- Work task -
All of the records should be given back exactly and in full.

Start of Block
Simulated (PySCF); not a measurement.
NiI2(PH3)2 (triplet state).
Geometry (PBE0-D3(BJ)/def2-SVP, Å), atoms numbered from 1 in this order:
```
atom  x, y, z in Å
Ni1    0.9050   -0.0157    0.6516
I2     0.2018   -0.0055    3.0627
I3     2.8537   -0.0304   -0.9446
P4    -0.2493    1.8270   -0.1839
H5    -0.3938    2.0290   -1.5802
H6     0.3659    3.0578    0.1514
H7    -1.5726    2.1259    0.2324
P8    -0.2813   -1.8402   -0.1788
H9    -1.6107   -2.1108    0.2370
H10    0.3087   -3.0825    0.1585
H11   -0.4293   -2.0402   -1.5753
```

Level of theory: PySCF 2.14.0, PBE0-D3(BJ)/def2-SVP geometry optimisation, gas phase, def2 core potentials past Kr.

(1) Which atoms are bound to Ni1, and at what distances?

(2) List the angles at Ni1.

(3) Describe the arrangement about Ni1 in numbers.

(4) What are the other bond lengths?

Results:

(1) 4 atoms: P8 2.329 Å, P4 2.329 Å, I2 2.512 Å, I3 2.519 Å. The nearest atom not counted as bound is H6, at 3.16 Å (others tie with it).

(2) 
End of Block

- Written solution -
Simulated (PySCF); not a measurement.
NiI2(PH3)2 (triplet state).
Geometry (PBE0-D3(BJ)/def2-SVP, Å), atoms numbered from 1 in this order:
```
atom  x, y, z in Å
Ni1    0.9050   -0.0157    0.6516
I2     0.2018   -0.0055    3.0627
I3     2.8537   -0.0304   -0.9446
P4    -0.2493    1.8270   -0.1839
H5    -0.3938    2.0290   -1.5802
H6     0.3659    3.0578    0.1514
H7    -1.5726    2.1259    0.2324
P8    -0.2813   -1.8402   -0.1788
H9    -1.6107   -2.1108    0.2370
H10    0.3087   -3.0825    0.1585
H11   -0.4293   -2.0402   -1.5753
```

Level of theory: PySCF 2.14.0, PBE0-D3(BJ)/def2-SVP geometry optimisation, gas phase, def2 core potentials past Kr.

(1) Which atoms are bound to Ni1, and at what distances?

(2) List the angles at Ni1.

(3) Describe the arrangement about Ni1 in numbers.

(4) What are the other bond lengths?

Results:

(1) 4 atoms: P8 2.329 Å, P4 2.329 Å, I2 2.512 Å, I3 2.519 Å. The nearest atom not counted as bound is H6, at 3.16 Å (others tie with it).

(2) 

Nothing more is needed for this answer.